[[ SUPPLIED DATA, beginning ]]
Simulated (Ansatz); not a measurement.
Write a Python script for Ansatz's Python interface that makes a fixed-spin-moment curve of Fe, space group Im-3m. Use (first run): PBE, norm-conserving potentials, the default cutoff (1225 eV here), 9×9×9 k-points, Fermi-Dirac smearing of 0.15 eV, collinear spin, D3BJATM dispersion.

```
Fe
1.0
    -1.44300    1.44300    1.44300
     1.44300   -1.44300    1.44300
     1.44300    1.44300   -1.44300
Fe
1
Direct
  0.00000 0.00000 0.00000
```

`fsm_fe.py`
[[ SUPPLIED DATA, end ]]

* _EXERCISE_: Your output should match the records above word for word.

* _PROBLEM SOLUTION_:
Simulated (Ansatz); not a measurement.
Write a Python script for Ansatz's Python interface that makes a fixed-spin-moment curve of Fe, space group Im-3m. Use (first run): PBE, norm-conserving potentials, the default cutoff (1225 eV here), 9×9×9 k-points, Fermi-Dirac smearing of 0.15 eV, collinear spin, D3BJATM dispersion.

```
Fe
1.0
    -1.44300    1.44300    1.44300
     1.44300   -1.44300    1.44300
     1.44300    1.44300   -1.44300
Fe
1
Direct
  0.00000 0.00000 0.00000
```

`fsm_fe.py`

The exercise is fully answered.